## Assigned task
The records below must be transcribed exactly.

## Material shown
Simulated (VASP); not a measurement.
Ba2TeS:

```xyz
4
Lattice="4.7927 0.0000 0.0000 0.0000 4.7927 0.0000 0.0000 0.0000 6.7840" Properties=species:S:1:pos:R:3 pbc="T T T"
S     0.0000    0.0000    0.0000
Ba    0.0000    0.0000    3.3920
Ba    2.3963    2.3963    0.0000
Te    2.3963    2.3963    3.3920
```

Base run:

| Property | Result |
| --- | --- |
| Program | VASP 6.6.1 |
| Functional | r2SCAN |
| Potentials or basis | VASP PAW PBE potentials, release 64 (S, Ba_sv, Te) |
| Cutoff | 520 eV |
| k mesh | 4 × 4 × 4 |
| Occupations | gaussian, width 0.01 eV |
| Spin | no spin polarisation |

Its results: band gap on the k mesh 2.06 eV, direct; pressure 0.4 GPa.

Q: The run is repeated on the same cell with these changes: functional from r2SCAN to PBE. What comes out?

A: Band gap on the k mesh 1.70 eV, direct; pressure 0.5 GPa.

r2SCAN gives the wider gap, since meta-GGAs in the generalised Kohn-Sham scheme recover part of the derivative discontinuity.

## Answer space
Simulated (VASP); not a measurement.
Ba2TeS:

```xyz
4
Lattice="4.7927 0.0000 0.0000 0.0000 4.7927 0.0000 0.0000 0.0000 6.7840" Properties=species:S:1:pos:R:3 pbc="T T T"
S     0.0000    0.0000    0.0000
Ba    0.0000    0.0000    3.3920
Ba    2.3963    2.3963    0.0000
Te    2.3963    2.3963    3.3920
```

Base run:

| Property | Result |
| --- | --- |
| Program | VASP 6.6.1 |
| Functional | r2SCAN |
| Potentials or basis | VASP PAW PBE potentials, release 64 (S, Ba_sv, Te) |
| Cutoff | 520 eV |
| k mesh | 4 × 4 × 4 |
| Occupations | gaussian, width 0.01 eV |
| Spin | no spin polarisation |

Its results: band gap on the k mesh 2.06 eV, direct; pressure 0.4 GPa.

Q: The run is repeated on the same cell with these changes: functional from r2SCAN to PBE. What comes out?

A: Band gap on the k mesh 1.70 eV, direct; pressure 0.5 GPa.

r2SCAN gives the wider gap, since meta-GGAs in the generalised Kohn-Sham scheme recover part of the derivative discontinuity.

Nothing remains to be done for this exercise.